**Work order:**
Each line of the data below must be reproduced without any change.

**Extracted records:**
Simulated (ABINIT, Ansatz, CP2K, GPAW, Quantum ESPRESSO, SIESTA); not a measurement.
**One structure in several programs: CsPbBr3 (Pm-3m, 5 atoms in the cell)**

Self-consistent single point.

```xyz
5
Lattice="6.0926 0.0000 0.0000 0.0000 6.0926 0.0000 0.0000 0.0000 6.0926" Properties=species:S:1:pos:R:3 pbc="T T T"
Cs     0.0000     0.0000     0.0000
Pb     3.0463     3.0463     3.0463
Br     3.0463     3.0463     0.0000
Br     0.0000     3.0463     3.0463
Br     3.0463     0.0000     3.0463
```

**Exercise response:**
Simulated (ABINIT, Ansatz, CP2K, GPAW, Quantum ESPRESSO, SIESTA); not a measurement.
**One structure in several programs: CsPbBr3 (Pm-3m, 5 atoms in the cell)**

Self-consistent single point.

```xyz
5
Lattice="6.0926 0.0000 0.0000 0.0000 6.0926 0.0000 0.0000 0.0000 6.0926" Properties=species:S:1:pos:R:3 pbc="T T T"
Cs     0.0000     0.0000     0.0000
Pb     3.0463     3.0463     3.0463
Br     3.0463     3.0463     0.0000
Br     0.0000     3.0463     3.0463
Br     3.0463     0.0000     3.0463
```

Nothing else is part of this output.